* [Action item]: All lines from the opening of the entries below through the line containing "One atom of each set is listed." must be output exactly as they appear, with no other lines.

[Supplied material Boundary: Start]

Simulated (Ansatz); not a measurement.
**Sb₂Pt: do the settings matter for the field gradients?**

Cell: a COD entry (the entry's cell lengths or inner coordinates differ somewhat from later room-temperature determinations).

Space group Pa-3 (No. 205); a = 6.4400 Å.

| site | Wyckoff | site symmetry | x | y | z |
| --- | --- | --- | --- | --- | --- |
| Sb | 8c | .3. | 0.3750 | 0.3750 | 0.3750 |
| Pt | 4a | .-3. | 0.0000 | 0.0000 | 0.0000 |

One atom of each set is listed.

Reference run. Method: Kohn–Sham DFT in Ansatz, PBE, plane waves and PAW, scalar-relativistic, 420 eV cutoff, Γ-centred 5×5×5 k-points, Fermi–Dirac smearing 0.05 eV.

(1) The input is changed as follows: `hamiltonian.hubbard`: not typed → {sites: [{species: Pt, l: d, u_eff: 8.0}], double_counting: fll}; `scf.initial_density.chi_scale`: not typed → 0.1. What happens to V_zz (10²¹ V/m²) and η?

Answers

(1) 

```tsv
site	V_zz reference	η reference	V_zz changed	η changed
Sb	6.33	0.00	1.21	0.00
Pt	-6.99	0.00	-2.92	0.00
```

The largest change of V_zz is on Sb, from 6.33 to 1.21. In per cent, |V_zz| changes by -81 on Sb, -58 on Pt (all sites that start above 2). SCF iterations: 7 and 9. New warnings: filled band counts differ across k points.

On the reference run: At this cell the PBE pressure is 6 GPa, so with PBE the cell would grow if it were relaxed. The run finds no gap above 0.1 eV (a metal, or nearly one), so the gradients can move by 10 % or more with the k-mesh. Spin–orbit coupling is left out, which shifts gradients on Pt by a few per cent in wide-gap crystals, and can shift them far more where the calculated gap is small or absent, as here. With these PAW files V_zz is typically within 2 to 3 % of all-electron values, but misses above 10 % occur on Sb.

[Supplied material Boundary: End]

* [Reply]:
Simulated (Ansatz); not a measurement.
**Sb₂Pt: do the settings matter for the field gradients?**

Cell: a COD entry (the entry's cell lengths or inner coordinates differ somewhat from later room-temperature determinations).

Space group Pa-3 (No. 205); a = 6.4400 Å.

| site | Wyckoff | site symmetry | x | y | z |
| --- | --- | --- | --- | --- | --- |
| Sb | 8c | .3. | 0.3750 | 0.3750 | 0.3750 |
| Pt | 4a | .-3. | 0.0000 | 0.0000 | 0.0000 |

One atom of each set is listed.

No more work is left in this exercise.